RECORDS SUPPLIED:
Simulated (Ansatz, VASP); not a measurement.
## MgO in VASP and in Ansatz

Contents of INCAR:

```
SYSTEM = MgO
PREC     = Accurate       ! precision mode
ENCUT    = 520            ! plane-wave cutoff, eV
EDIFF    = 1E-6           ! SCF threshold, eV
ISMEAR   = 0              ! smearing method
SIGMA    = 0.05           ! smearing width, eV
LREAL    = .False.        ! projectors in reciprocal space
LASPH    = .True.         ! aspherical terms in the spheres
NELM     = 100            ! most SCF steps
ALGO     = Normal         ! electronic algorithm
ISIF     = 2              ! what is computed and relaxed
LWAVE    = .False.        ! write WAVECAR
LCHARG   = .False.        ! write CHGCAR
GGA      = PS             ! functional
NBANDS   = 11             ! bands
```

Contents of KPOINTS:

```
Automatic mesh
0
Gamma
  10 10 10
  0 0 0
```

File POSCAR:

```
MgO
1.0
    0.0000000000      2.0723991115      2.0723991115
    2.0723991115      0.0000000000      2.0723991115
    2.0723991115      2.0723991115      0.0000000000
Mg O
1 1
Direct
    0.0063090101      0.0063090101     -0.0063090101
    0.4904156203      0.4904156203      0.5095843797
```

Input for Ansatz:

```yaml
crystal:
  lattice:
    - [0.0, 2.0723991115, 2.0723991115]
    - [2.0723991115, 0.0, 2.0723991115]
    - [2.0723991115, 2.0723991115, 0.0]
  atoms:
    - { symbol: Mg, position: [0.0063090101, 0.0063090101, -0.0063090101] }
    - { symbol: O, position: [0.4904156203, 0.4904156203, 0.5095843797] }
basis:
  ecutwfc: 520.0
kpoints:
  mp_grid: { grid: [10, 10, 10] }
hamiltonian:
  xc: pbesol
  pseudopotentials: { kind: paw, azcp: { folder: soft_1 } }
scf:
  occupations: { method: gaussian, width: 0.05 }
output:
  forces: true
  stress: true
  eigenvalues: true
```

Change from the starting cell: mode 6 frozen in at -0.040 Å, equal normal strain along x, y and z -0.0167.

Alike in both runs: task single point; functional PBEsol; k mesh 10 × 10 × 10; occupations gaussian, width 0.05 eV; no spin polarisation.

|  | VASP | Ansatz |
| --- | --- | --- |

REQUIREMENT: Out of the data above, set down the lines from the one with "Alike in both" to the one with "VASP | Ansatz |", both included, exactly as written and with no additions.

TASK OUTPUT:
Alike in both runs: task single point; functional PBEsol; k mesh 10 × 10 × 10; occupations gaussian, width 0.05 eV; no spin polarisation.

|  | VASP | Ansatz |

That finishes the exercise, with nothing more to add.